# Exercise:
The listing below is to be copied in full, line by line.

# Entries shown:
========================

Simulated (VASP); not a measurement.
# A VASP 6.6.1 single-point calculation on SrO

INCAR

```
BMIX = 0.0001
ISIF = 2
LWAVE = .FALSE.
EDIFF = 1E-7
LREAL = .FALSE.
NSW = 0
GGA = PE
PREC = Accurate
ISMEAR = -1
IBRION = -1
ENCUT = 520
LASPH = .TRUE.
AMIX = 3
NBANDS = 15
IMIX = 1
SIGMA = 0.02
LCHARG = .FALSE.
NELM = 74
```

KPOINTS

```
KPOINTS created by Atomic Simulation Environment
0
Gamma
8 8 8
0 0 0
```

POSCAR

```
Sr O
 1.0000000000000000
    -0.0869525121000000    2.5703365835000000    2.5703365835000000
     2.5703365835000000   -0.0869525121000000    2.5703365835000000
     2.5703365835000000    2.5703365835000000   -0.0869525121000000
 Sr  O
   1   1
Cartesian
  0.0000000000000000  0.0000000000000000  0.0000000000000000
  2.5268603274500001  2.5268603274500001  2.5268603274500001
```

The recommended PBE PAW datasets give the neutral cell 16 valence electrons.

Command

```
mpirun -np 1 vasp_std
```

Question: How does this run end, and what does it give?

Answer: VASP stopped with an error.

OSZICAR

========================

# Result:
Simulated (VASP); not a measurement.
# A VASP 6.6.1 single-point calculation on SrO

INCAR

```
BMIX = 0.0001
ISIF = 2
LWAVE = .FALSE.
EDIFF = 1E-7
LREAL = .FALSE.
NSW = 0
GGA = PE
PREC = Accurate
ISMEAR = -1
IBRION = -1
ENCUT = 520
LASPH = .TRUE.
AMIX = 3
NBANDS = 15
IMIX = 1
SIGMA = 0.02
LCHARG = .FALSE.
NELM = 74
```

KPOINTS

```
KPOINTS created by Atomic Simulation Environment
0
Gamma
8 8 8
0 0 0
```

POSCAR

```
Sr O
 1.0000000000000000
    -0.0869525121000000    2.5703365835000000    2.5703365835000000
     2.5703365835000000   -0.0869525121000000    2.5703365835000000
     2.5703365835000000    2.5703365835000000   -0.0869525121000000
 Sr  O
   1   1
Cartesian
  0.0000000000000000  0.0000000000000000  0.0000000000000000
  2.5268603274500001  2.5268603274500001  2.5268603274500001
```

The recommended PBE PAW datasets give the neutral cell 16 valence electrons.

Command

```
mpirun -np 1 vasp_std
```

Question: How does this run end, and what does it give?

Answer: VASP stopped with an error.

OSZICAR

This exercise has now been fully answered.